ASSIGNMENT: Beginning with the opening line, set down each line of the material below exactly, stopping once the line with "The Hirshfeld scheme" is done.

=== Begin Enclosure ===
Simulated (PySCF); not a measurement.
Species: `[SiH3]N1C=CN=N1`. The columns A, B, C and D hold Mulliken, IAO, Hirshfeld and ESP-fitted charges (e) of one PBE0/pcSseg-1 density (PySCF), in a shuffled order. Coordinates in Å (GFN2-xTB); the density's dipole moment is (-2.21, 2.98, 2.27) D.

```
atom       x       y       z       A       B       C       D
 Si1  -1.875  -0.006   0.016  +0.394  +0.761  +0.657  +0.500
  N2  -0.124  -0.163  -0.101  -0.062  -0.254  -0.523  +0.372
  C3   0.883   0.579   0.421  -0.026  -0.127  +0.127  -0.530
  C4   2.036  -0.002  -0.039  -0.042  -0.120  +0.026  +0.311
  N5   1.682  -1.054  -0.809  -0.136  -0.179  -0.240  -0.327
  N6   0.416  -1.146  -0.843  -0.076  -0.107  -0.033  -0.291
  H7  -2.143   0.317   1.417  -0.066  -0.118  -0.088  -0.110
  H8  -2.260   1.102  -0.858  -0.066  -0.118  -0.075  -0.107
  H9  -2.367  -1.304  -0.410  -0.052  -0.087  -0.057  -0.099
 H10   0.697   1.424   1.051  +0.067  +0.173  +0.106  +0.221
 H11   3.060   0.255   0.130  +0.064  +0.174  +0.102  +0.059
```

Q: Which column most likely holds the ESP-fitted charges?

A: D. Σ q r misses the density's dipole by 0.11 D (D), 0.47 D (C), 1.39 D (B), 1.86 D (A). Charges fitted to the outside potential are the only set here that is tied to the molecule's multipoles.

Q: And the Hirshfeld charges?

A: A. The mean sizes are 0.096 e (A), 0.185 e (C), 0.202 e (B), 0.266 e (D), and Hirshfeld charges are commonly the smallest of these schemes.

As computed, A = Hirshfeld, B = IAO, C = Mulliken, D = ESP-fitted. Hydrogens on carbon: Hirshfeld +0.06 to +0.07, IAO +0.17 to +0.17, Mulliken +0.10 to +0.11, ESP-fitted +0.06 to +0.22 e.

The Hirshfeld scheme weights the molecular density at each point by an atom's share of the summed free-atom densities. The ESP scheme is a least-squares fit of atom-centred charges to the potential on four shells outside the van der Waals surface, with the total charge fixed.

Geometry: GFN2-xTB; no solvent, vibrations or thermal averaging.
=== End Enclosure ===

RESPONSE AREA:
Simulated (PySCF); not a measurement.
Species: `[SiH3]N1C=CN=N1`. The columns A, B, C and D hold Mulliken, IAO, Hirshfeld and ESP-fitted charges (e) of one PBE0/pcSseg-1 density (PySCF), in a shuffled order. Coordinates in Å (GFN2-xTB); the density's dipole moment is (-2.21, 2.98, 2.27) D.

```
atom       x       y       z       A       B       C       D
 Si1  -1.875  -0.006   0.016  +0.394  +0.761  +0.657  +0.500
  N2  -0.124  -0.163  -0.101  -0.062  -0.254  -0.523  +0.372
  C3   0.883   0.579   0.421  -0.026  -0.127  +0.127  -0.530
  C4   2.036  -0.002  -0.039  -0.042  -0.120  +0.026  +0.311
  N5   1.682  -1.054  -0.809  -0.136  -0.179  -0.240  -0.327
  N6   0.416  -1.146  -0.843  -0.076  -0.107  -0.033  -0.291
  H7  -2.143   0.317   1.417  -0.066  -0.118  -0.088  -0.110
  H8  -2.260   1.102  -0.858  -0.066  -0.118  -0.075  -0.107
  H9  -2.367  -1.304  -0.410  -0.052  -0.087  -0.057  -0.099
 H10   0.697   1.424   1.051  +0.067  +0.173  +0.106  +0.221
 H11   3.060   0.255   0.130  +0.064  +0.174  +0.102  +0.059
```

Q: Which column most likely holds the ESP-fitted charges?

A: D. Σ q r misses the density's dipole by 0.11 D (D), 0.47 D (C), 1.39 D (B), 1.86 D (A). Charges fitted to the outside potential are the only set here that is tied to the molecule's multipoles.

Q: And the Hirshfeld charges?

A: A. The mean sizes are 0.096 e (A), 0.185 e (C), 0.202 e (B), 0.266 e (D), and Hirshfeld charges are commonly the smallest of these schemes.

As computed, A = Hirshfeld, B = IAO, C = Mulliken, D = ESP-fitted. Hydrogens on carbon: Hirshfeld +0.06 to +0.07, IAO +0.17 to +0.17, Mulliken +0.10 to +0.11, ESP-fitted +0.06 to +0.22 e.

The Hirshfeld scheme weights the molecular density at each point by an atom's share of the summed free-atom densities. The ESP scheme is a least-squares fit of atom-centred charges to the potential on four shells outside the van der Waals surface, with the total charge fixed.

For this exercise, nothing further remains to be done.